* PROVIDED DATA
⁂
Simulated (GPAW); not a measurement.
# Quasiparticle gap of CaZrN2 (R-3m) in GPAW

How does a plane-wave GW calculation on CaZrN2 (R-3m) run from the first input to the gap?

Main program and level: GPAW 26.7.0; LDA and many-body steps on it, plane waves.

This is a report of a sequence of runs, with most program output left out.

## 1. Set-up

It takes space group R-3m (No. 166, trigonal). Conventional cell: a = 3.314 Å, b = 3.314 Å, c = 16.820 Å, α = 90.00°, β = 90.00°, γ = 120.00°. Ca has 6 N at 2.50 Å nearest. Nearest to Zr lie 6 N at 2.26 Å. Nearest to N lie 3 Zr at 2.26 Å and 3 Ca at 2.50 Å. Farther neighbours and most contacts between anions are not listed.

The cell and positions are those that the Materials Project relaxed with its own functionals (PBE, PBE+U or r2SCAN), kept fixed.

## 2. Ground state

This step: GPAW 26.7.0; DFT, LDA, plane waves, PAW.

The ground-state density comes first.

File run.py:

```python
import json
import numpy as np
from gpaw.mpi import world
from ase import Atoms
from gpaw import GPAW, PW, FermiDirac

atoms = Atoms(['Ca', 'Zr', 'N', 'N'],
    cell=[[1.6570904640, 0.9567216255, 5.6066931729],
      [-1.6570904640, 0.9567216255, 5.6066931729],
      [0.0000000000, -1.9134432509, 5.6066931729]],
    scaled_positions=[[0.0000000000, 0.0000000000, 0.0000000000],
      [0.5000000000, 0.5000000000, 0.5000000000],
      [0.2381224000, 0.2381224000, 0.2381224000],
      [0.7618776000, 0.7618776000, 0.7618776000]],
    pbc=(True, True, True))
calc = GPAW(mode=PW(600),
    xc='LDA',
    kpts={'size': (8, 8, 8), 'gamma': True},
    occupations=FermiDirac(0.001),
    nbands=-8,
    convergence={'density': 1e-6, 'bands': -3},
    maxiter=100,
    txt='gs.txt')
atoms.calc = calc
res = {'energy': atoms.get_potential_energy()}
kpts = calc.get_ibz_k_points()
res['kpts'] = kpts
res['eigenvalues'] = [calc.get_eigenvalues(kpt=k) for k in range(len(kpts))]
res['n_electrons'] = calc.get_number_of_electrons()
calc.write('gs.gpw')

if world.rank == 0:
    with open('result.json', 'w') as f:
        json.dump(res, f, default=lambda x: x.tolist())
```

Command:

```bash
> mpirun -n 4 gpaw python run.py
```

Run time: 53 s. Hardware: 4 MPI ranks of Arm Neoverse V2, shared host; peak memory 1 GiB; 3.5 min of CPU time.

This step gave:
⁂

* REQUIRED ACTION
Exactly as they stand, please print the lines from the first line of the records above down to the line that includes "## 1. Set-up", both of those included and no others.

* WRITTEN RESPONSE
Simulated (GPAW); not a measurement.
# Quasiparticle gap of CaZrN2 (R-3m) in GPAW

How does a plane-wave GW calculation on CaZrN2 (R-3m) run from the first input to the gap?

Main program and level: GPAW 26.7.0; LDA and many-body steps on it, plane waves.

This is a report of a sequence of runs, with most program output left out.

## 1. Set-up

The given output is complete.